- [ASSIGNED TASK]:
Your task is to reproduce exactly the lines that run from the beginning of the data through the line where "Answer. An interstitial" appears.

═══ THE DATA ═══

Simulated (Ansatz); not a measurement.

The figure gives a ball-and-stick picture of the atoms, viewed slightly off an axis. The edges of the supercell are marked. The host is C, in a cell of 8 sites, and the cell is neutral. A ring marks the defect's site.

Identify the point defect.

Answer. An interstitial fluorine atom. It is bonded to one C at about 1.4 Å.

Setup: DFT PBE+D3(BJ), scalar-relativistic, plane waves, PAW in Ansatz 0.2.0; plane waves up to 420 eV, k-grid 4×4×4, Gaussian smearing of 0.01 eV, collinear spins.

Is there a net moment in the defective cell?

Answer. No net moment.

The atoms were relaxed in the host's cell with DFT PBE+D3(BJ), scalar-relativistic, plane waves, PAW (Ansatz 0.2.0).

═══

- [EXPECTED ANSWER]:
Simulated (Ansatz); not a measurement.

The figure gives a ball-and-stick picture of the atoms, viewed slightly off an axis. The edges of the supercell are marked. The host is C, in a cell of 8 sites, and the cell is neutral. A ring marks the defect's site.

Identify the point defect.

Answer. An interstitial fluorine atom. It is bonded to one C at about 1.4 Å.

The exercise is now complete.